Work request: Transcribe the whole listing precisely, leaving nothing out.

Given records:

=== Begin Enclosure ===

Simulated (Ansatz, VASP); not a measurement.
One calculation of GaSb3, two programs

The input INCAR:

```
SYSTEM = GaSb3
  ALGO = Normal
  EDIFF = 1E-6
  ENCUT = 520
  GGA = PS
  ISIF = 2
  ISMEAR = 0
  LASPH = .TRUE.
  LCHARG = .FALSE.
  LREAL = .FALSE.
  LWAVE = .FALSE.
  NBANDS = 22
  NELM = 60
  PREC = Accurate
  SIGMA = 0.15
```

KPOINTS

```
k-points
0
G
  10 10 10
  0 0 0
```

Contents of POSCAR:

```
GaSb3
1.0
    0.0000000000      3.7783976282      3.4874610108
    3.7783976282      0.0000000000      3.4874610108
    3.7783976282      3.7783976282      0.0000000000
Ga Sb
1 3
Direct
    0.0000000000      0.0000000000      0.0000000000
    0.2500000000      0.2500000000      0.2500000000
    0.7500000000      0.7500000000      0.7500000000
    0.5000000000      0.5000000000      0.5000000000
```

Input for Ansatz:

=== End Enclosure ===

Answer section:
Simulated (Ansatz, VASP); not a measurement.
One calculation of GaSb3, two programs

The input INCAR:

```
SYSTEM = GaSb3
  ALGO = Normal
  EDIFF = 1E-6
  ENCUT = 520
  GGA = PS
  ISIF = 2
  ISMEAR = 0
  LASPH = .TRUE.
  LCHARG = .FALSE.
  LREAL = .FALSE.
  LWAVE = .FALSE.
  NBANDS = 22
  NELM = 60
  PREC = Accurate
  SIGMA = 0.15
```

KPOINTS

```
k-points
0
G
  10 10 10
  0 0 0
```

Contents of POSCAR:

```
GaSb3
1.0
    0.0000000000      3.7783976282      3.4874610108
    3.7783976282      0.0000000000      3.4874610108
    3.7783976282      3.7783976282      0.0000000000
Ga Sb
1 3
Direct
    0.0000000000      0.0000000000      0.0000000000
    0.2500000000      0.2500000000      0.2500000000
    0.7500000000      0.7500000000      0.7500000000
    0.5000000000      0.5000000000      0.5000000000
```

Input for Ansatz:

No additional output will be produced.